[Assigned task]: Exactly the lines from the top of the records below through the one containing "Change from the" must be set down, with no line added or dropped.

[Listed entries]:
-- Opening Marker --
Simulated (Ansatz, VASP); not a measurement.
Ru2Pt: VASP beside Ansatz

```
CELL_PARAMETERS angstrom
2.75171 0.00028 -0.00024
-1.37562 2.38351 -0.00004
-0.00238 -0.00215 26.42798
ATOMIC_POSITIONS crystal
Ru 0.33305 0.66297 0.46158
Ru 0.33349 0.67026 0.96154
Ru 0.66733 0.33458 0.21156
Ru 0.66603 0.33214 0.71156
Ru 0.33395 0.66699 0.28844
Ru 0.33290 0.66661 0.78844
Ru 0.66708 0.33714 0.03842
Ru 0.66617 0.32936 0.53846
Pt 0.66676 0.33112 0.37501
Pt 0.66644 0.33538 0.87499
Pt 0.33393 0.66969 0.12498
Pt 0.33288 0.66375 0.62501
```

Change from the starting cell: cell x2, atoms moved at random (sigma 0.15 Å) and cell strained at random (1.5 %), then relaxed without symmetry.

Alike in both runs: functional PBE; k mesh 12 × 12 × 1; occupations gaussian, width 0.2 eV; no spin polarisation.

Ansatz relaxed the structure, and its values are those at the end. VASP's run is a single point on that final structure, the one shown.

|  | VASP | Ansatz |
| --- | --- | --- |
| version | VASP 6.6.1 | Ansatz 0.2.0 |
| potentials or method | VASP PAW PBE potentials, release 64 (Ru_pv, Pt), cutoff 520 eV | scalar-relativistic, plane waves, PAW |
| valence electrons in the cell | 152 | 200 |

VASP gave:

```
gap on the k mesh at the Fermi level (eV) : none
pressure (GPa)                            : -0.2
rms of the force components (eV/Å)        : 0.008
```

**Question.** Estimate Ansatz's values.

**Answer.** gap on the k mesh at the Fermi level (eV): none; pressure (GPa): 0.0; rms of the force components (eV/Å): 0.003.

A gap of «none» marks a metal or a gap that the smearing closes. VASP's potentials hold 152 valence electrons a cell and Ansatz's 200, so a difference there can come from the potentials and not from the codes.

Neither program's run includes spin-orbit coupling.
-- Closing Marker --

[Written answer]:
Simulated (Ansatz, VASP); not a measurement.
Ru2Pt: VASP beside Ansatz

```
CELL_PARAMETERS angstrom
2.75171 0.00028 -0.00024
-1.37562 2.38351 -0.00004
-0.00238 -0.00215 26.42798
ATOMIC_POSITIONS crystal
Ru 0.33305 0.66297 0.46158
Ru 0.33349 0.67026 0.96154
Ru 0.66733 0.33458 0.21156
Ru 0.66603 0.33214 0.71156
Ru 0.33395 0.66699 0.28844
Ru 0.33290 0.66661 0.78844
Ru 0.66708 0.33714 0.03842
Ru 0.66617 0.32936 0.53846
Pt 0.66676 0.33112 0.37501
Pt 0.66644 0.33538 0.87499
Pt 0.33393 0.66969 0.12498
Pt 0.33288 0.66375 0.62501
```

Change from the starting cell: cell x2, atoms moved at random (sigma 0.15 Å) and cell strained at random (1.5 %), then relaxed without symmetry.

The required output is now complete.